### SUPPLIED MATERIAL:
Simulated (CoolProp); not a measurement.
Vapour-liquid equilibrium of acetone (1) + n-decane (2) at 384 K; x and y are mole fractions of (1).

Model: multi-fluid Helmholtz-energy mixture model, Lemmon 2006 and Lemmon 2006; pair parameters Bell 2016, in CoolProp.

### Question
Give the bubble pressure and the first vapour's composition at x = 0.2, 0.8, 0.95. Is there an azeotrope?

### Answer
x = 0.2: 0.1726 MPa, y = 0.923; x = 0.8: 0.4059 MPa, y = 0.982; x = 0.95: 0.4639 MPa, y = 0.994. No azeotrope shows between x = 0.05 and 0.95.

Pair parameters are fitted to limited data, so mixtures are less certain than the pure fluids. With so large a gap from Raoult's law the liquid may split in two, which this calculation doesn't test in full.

### ACTIVITY:
Go through the material above line by line and copy it exactly.

### EXERCISE RESPONSE:
Simulated (CoolProp); not a measurement.
Vapour-liquid equilibrium of acetone (1) + n-decane (2) at 384 K; x and y are mole fractions of (1).

Model: multi-fluid Helmholtz-energy mixture model, Lemmon 2006 and Lemmon 2006; pair parameters Bell 2016, in CoolProp.

### Question
Give the bubble pressure and the first vapour's composition at x = 0.2, 0.8, 0.95. Is there an azeotrope?

### Answer
x = 0.2: 0.1726 MPa, y = 0.923; x = 0.8: 0.4059 MPa, y = 0.982; x = 0.95: 0.4639 MPa, y = 0.994. No azeotrope shows between x = 0.05 and 0.95.

Pair parameters are fitted to limited data, so mixtures are less certain than the pure fluids. With so large a gap from Raoult's law the liquid may split in two, which this calculation doesn't test in full.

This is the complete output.